──────────────────────────────

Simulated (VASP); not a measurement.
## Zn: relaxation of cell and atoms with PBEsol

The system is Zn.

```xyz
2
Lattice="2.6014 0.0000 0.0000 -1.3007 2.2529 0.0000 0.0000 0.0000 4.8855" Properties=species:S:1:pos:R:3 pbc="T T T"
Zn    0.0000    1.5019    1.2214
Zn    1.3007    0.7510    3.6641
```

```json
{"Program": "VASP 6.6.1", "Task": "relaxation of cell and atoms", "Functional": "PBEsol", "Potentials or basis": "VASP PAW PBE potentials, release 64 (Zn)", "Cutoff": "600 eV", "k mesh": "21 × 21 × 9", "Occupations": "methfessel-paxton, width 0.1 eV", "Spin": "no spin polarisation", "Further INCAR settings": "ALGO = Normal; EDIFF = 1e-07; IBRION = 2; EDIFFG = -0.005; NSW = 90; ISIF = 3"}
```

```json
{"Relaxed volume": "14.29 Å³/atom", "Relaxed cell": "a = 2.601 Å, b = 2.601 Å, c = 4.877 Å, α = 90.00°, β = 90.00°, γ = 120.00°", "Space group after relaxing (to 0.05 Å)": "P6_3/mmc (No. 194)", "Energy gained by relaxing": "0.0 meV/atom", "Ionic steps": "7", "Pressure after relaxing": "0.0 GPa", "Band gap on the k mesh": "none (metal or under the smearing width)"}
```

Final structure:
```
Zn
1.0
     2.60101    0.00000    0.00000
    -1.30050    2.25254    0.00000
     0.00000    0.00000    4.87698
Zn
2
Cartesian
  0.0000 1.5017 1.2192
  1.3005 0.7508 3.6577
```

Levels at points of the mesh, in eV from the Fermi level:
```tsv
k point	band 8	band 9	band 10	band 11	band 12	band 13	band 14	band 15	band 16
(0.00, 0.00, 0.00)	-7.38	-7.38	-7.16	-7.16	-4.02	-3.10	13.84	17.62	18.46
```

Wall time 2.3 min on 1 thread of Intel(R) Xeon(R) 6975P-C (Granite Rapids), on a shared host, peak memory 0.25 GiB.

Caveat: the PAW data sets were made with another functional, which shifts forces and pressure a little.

──────────────────────────────

> [ACTION ITEM]:
Reproduce exactly every line that sits between the start of the entries and the line bearing "Wall time 2.3", counting both of those lines.

> [TASK SOLUTION]:
Simulated (VASP); not a measurement.
## Zn: relaxation of cell and atoms with PBEsol

The system is Zn.

```xyz
2
Lattice="2.6014 0.0000 0.0000 -1.3007 2.2529 0.0000 0.0000 0.0000 4.8855" Properties=species:S:1:pos:R:3 pbc="T T T"
Zn    0.0000    1.5019    1.2214
Zn    1.3007    0.7510    3.6641
```

```json
{"Program": "VASP 6.6.1", "Task": "relaxation of cell and atoms", "Functional": "PBEsol", "Potentials or basis": "VASP PAW PBE potentials, release 64 (Zn)", "Cutoff": "600 eV", "k mesh": "21 × 21 × 9", "Occupations": "methfessel-paxton, width 0.1 eV", "Spin": "no spin polarisation", "Further INCAR settings": "ALGO = Normal; EDIFF = 1e-07; IBRION = 2; EDIFFG = -0.005; NSW = 90; ISIF = 3"}
```

```json
{"Relaxed volume": "14.29 Å³/atom", "Relaxed cell": "a = 2.601 Å, b = 2.601 Å, c = 4.877 Å, α = 90.00°, β = 90.00°, γ = 120.00°", "Space group after relaxing (to 0.05 Å)": "P6_3/mmc (No. 194)", "Energy gained by relaxing": "0.0 meV/atom", "Ionic steps": "7", "Pressure after relaxing": "0.0 GPa", "Band gap on the k mesh": "none (metal or under the smearing width)"}
```

Final structure:
```
Zn
1.0
     2.60101    0.00000    0.00000
    -1.30050    2.25254    0.00000
     0.00000    0.00000    4.87698
Zn
2
Cartesian
  0.0000 1.5017 1.2192
  1.3005 0.7508 3.6577
```

Levels at points of the mesh, in eV from the Fermi level:
```tsv
k point	band 8	band 9	band 10	band 11	band 12	band 13	band 14	band 15	band 16
(0.00, 0.00, 0.00)	-7.38	-7.38	-7.16	-7.16	-4.02	-3.10	13.84	17.62	18.46
```

Wall time 2.3 min on 1 thread of Intel(R) Xeon(R) 6975P-C (Granite Rapids), on a shared host, peak memory 0.25 GiB.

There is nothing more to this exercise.